(Work instruction) Your answer must be the lines of the entries below, exactly as written, from the first line through the line containing "Write an input".

(Entries shown)
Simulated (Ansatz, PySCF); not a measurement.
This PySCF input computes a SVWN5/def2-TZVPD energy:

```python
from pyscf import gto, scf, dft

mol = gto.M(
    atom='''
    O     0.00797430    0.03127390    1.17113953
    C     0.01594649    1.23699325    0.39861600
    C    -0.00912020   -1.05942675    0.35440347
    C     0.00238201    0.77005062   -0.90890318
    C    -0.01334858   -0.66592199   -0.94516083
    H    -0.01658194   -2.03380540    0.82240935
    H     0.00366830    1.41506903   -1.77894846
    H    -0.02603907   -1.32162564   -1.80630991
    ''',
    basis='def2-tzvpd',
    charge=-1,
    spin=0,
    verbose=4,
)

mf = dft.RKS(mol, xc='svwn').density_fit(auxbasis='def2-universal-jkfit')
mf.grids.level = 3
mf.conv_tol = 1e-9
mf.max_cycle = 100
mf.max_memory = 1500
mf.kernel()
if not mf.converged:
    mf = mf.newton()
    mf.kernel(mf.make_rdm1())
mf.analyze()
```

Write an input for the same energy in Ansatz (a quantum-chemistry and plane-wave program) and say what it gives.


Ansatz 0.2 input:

(Written answer)
Simulated (Ansatz, PySCF); not a measurement.
This PySCF input computes a SVWN5/def2-TZVPD energy:

```python
from pyscf import gto, scf, dft

mol = gto.M(
    atom='''
    O     0.00797430    0.03127390    1.17113953
    C     0.01594649    1.23699325    0.39861600
    C    -0.00912020   -1.05942675    0.35440347
    C     0.00238201    0.77005062   -0.90890318
    C    -0.01334858   -0.66592199   -0.94516083
    H    -0.01658194   -2.03380540    0.82240935
    H     0.00366830    1.41506903   -1.77894846
    H    -0.02603907   -1.32162564   -1.80630991
    ''',
    basis='def2-tzvpd',
    charge=-1,
    spin=0,
    verbose=4,
)

mf = dft.RKS(mol, xc='svwn').density_fit(auxbasis='def2-universal-jkfit')
mf.grids.level = 3
mf.conv_tol = 1e-9
mf.max_cycle = 100
mf.max_memory = 1500
mf.kernel()
if not mf.converged:
    mf = mf.newton()
    mf.kernel(mf.make_rdm1())
mf.analyze()
```

Write an input for the same energy in Ansatz (a quantum-chemistry and plane-wave program) and say what it gives.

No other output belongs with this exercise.